..........
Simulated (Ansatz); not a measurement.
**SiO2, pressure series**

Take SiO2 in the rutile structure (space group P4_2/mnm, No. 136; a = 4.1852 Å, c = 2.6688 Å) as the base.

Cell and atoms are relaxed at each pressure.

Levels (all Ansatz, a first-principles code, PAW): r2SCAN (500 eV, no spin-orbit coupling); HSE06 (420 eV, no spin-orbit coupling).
..........

:: ACTION ITEM ::
Quote all of the entries verbatim.

:: RESPONSE ::
Simulated (Ansatz); not a measurement.
**SiO2, pressure series**

Take SiO2 in the rutile structure (space group P4_2/mnm, No. 136; a = 4.1852 Å, c = 2.6688 Å) as the base.

Cell and atoms are relaxed at each pressure.

Levels (all Ansatz, a first-principles code, PAW): r2SCAN (500 eV, no spin-orbit coupling); HSE06 (420 eV, no spin-orbit coupling).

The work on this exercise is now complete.